━━━━━━━━━━━━━━━━
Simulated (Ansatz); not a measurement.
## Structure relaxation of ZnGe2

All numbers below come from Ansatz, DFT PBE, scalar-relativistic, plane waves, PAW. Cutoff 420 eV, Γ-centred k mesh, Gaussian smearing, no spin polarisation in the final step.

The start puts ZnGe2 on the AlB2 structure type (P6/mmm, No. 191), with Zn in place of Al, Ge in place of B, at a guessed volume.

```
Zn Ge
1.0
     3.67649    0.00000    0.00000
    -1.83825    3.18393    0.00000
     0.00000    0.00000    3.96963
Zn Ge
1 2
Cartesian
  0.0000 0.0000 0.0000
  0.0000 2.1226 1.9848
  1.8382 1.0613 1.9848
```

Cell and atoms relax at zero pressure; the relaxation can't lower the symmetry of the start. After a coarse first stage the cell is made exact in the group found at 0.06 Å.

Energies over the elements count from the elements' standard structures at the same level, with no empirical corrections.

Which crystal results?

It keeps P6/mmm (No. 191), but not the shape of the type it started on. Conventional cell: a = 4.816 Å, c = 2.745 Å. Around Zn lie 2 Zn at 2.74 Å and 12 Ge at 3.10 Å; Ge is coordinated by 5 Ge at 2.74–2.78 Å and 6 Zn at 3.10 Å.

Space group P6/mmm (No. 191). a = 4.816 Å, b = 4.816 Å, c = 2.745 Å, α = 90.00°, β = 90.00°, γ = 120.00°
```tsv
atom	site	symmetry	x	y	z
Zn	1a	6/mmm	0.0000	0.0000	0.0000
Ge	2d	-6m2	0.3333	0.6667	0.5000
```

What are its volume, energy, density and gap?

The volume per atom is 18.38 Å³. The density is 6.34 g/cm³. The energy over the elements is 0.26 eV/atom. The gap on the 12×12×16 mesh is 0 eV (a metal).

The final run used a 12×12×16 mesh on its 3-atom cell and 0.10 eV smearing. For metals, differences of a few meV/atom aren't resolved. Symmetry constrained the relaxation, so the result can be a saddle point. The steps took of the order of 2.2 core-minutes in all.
━━━━━━━━━━━━━━━━

» **Assignment**:
From the data above, reproduce word for word the lines running from the line with "Space group P6/mmm" to the line with "The volume per", ends included.

» **Problem solution**:
Space group P6/mmm (No. 191). a = 4.816 Å, b = 4.816 Å, c = 2.745 Å, α = 90.00°, β = 90.00°, γ = 120.00°
```tsv
atom	site	symmetry	x	y	z
Zn	1a	6/mmm	0.0000	0.0000	0.0000
Ge	2d	-6m2	0.3333	0.6667	0.5000
```

What are its volume, energy, density and gap?

The volume per atom is 18.38 Å³. The density is 6.34 g/cm³. The energy over the elements is 0.26 eV/atom. The gap on the 12×12×16 mesh is 0 eV (a metal).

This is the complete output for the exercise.